• **ASSIGNMENT**
All records below are to be set down exactly, each character intact.

################
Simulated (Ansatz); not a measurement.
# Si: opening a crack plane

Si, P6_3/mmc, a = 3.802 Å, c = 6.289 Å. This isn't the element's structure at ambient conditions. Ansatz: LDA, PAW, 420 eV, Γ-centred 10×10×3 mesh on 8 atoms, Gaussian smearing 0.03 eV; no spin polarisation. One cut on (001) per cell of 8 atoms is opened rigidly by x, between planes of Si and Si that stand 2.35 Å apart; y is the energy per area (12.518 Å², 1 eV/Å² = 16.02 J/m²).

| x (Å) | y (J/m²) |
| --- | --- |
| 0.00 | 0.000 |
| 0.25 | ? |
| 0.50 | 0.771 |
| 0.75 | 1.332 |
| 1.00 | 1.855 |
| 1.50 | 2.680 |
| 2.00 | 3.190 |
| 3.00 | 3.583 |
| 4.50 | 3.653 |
################

• **WORKED SOLUTION**
Simulated (Ansatz); not a measurement.
# Si: opening a crack plane

Si, P6_3/mmc, a = 3.802 Å, c = 6.289 Å. This isn't the element's structure at ambient conditions. Ansatz: LDA, PAW, 420 eV, Γ-centred 10×10×3 mesh on 8 atoms, Gaussian smearing 0.03 eV; no spin polarisation. One cut on (001) per cell of 8 atoms is opened rigidly by x, between planes of Si and Si that stand 2.35 Å apart; y is the energy per area (12.518 Å², 1 eV/Å² = 16.02 J/m²).

| x (Å) | y (J/m²) |
| --- | --- |
| 0.00 | 0.000 |
| 0.25 | ? |
| 0.50 | 0.771 |
| 0.75 | 1.332 |
| 1.00 | 1.855 |
| 1.50 | 2.680 |
| 2.00 | 3.190 |
| 3.00 | 3.583 |
| 4.50 | 3.653 |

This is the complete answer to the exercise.